^^^^^^^^^^^^^^^^
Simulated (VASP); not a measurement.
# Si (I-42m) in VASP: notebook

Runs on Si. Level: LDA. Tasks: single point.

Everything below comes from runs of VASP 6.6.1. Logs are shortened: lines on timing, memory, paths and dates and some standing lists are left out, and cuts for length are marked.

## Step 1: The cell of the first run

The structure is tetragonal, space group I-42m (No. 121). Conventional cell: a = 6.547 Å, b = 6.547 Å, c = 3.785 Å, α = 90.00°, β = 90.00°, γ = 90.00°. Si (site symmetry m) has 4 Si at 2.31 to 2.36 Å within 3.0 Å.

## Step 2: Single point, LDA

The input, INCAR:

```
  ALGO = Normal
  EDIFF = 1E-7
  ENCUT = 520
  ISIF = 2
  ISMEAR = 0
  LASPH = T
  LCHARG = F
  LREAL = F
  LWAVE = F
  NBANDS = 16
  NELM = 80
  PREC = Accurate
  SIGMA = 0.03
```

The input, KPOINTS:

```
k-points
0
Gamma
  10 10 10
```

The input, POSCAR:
^^^^^^^^^^^^^^^^

▶ Work request: Give back, exactly as written, the stretch from the line with "Everything below comes" through the line with "## Step 1: The cell of the first run", and no other lines from the records above.

▶ Written response:
Everything below comes from runs of VASP 6.6.1. Logs are shortened: lines on timing, memory, paths and dates and some standing lists are left out, and cuts for length are marked.

## Step 1: The cell of the first run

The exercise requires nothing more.